#### Exercise data:
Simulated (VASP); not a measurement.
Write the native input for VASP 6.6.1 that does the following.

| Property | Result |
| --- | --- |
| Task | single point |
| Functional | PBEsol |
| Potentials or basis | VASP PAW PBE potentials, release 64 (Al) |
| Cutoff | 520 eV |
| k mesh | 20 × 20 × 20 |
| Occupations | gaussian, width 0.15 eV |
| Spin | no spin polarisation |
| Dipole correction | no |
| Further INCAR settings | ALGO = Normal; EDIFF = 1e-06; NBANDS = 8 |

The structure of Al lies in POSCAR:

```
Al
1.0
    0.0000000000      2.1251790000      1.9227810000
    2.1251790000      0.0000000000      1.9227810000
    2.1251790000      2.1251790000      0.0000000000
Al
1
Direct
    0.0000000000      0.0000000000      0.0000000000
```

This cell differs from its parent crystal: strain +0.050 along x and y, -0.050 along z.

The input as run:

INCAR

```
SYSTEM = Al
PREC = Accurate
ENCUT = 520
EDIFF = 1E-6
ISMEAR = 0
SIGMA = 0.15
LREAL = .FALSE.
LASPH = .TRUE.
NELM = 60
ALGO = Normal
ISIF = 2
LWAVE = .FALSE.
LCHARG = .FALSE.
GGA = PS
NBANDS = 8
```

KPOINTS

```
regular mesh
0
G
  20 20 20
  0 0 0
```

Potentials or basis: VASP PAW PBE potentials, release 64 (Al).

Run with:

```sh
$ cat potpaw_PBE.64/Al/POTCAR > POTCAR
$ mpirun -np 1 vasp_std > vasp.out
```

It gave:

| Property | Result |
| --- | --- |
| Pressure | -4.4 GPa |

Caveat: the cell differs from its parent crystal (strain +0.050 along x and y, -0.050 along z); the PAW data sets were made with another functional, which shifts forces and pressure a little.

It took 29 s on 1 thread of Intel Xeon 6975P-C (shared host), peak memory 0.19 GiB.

#### Requirement:
Print exactly, and only, the lines beginning at the top of the listing and ending at the line with "spin polarisation |".

#### Answer space:
Simulated (VASP); not a measurement.
Write the native input for VASP 6.6.1 that does the following.

| Property | Result |
| --- | --- |
| Task | single point |
| Functional | PBEsol |
| Potentials or basis | VASP PAW PBE potentials, release 64 (Al) |
| Cutoff | 520 eV |
| k mesh | 20 × 20 × 20 |
| Occupations | gaussian, width 0.15 eV |
| Spin | no spin polarisation |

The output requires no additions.